# Work item
Restate all of the data exactly.

▬▬▬▬▬▬▬▬▬▬

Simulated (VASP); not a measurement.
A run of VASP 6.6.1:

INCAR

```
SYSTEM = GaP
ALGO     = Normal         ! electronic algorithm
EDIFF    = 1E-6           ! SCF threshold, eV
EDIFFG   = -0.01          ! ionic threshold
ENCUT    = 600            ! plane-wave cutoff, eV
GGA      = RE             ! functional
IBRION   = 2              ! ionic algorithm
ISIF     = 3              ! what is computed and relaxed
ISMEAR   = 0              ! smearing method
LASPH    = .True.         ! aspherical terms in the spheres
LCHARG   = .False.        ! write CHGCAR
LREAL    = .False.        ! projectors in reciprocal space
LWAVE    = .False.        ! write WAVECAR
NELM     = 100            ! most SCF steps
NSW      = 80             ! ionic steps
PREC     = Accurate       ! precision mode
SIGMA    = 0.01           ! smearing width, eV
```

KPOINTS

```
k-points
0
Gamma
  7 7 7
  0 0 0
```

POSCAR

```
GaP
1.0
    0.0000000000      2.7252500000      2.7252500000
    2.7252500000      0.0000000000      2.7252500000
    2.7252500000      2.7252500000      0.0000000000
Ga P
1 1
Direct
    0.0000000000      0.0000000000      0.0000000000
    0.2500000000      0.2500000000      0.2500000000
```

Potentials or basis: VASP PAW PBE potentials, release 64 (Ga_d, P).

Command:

▬▬▬▬▬▬▬▬▬▬

# Problem solution
Simulated (VASP); not a measurement.
A run of VASP 6.6.1:

INCAR

```
SYSTEM = GaP
ALGO     = Normal         ! electronic algorithm
EDIFF    = 1E-6           ! SCF threshold, eV
EDIFFG   = -0.01          ! ionic threshold
ENCUT    = 600            ! plane-wave cutoff, eV
GGA      = RE             ! functional
IBRION   = 2              ! ionic algorithm
ISIF     = 3              ! what is computed and relaxed
ISMEAR   = 0              ! smearing method
LASPH    = .True.         ! aspherical terms in the spheres
LCHARG   = .False.        ! write CHGCAR
LREAL    = .False.        ! projectors in reciprocal space
LWAVE    = .False.        ! write WAVECAR
NELM     = 100            ! most SCF steps
NSW      = 80             ! ionic steps
PREC     = Accurate       ! precision mode
SIGMA    = 0.01           ! smearing width, eV
```

KPOINTS

```
k-points
0
Gamma
  7 7 7
  0 0 0
```

POSCAR

```
GaP
1.0
    0.0000000000      2.7252500000      2.7252500000
    2.7252500000      0.0000000000      2.7252500000
    2.7252500000      2.7252500000      0.0000000000
Ga P
1 1
Direct
    0.0000000000      0.0000000000      0.0000000000
    0.2500000000      0.2500000000      0.2500000000
```

Potentials or basis: VASP PAW PBE potentials, release 64 (Ga_d, P).

Command:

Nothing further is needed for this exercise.